Required action => Output only the lines below from the one containing "Alike in both" to the one containing "VASP's potentials were", exactly as written, both ends kept.

______________________________

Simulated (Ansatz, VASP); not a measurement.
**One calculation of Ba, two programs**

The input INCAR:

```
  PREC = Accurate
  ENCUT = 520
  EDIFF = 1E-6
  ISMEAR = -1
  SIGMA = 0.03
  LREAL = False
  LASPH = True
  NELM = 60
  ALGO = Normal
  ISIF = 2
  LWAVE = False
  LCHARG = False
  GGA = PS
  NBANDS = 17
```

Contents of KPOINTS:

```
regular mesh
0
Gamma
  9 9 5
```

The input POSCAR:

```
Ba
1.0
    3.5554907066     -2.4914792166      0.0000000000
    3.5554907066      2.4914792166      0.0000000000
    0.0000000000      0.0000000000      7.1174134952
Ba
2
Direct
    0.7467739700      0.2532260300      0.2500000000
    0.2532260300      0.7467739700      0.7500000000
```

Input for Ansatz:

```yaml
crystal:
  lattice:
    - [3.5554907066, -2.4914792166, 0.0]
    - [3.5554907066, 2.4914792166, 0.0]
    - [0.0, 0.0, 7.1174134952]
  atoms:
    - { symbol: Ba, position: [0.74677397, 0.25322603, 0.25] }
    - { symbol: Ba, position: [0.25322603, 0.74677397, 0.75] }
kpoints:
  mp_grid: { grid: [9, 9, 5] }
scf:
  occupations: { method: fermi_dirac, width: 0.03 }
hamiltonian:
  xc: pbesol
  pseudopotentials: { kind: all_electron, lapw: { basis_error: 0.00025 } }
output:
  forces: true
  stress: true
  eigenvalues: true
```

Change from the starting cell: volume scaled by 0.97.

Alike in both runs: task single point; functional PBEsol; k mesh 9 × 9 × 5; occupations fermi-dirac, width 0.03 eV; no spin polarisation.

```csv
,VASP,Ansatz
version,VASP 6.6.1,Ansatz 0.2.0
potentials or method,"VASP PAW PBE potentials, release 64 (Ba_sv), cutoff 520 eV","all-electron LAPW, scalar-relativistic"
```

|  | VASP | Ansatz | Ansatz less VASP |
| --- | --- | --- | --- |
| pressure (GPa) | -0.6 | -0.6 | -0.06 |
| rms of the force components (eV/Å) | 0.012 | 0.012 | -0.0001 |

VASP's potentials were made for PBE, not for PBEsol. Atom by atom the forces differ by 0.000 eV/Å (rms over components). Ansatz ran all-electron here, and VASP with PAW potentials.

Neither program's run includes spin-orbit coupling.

______________________________

Exercise answer =>
Alike in both runs: task single point; functional PBEsol; k mesh 9 × 9 × 5; occupations fermi-dirac, width 0.03 eV; no spin polarisation.

```csv
,VASP,Ansatz
version,VASP 6.6.1,Ansatz 0.2.0
potentials or method,"VASP PAW PBE potentials, release 64 (Ba_sv), cutoff 520 eV","all-electron LAPW, scalar-relativistic"
```

|  | VASP | Ansatz | Ansatz less VASP |
| --- | --- | --- | --- |
| pressure (GPa) | -0.6 | -0.6 | -0.06 |
| rms of the force components (eV/Å) | 0.012 | 0.012 | -0.0001 |

VASP's potentials were made for PBE, not for PBEsol. Atom by atom the forces differ by 0.000 eV/Å (rms over components). Ansatz ran all-electron here, and VASP with PAW potentials.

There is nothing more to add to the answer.